>>>

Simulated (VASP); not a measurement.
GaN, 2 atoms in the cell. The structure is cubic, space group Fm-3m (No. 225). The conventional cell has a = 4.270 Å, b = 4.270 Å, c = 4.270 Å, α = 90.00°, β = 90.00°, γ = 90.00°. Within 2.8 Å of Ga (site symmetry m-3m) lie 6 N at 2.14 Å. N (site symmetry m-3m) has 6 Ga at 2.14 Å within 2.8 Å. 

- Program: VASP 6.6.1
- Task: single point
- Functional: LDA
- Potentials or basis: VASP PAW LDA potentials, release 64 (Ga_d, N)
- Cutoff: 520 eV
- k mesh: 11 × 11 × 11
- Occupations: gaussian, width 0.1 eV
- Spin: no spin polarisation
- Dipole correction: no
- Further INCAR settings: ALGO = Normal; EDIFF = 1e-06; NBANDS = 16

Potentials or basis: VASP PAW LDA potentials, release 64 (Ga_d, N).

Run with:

<<<

Reproduce, word for word and in full, only the lines above that start at the line with "- Program: VASP 6.6.1" and run through the line with "64 (Ga_d, N).", both ends included.

- Program: VASP 6.6.1
- Task: single point
- Functional: LDA
- Potentials or basis: VASP PAW LDA potentials, release 64 (Ga_d, N)
- Cutoff: 520 eV
- k mesh: 11 × 11 × 11
- Occupations: gaussian, width 0.1 eV
- Spin: no spin polarisation
- Dipole correction: no
- Further INCAR settings: ALGO = Normal; EDIFF = 1e-06; NBANDS = 16

Potentials or basis: VASP PAW LDA potentials, release 64 (Ga_d, N).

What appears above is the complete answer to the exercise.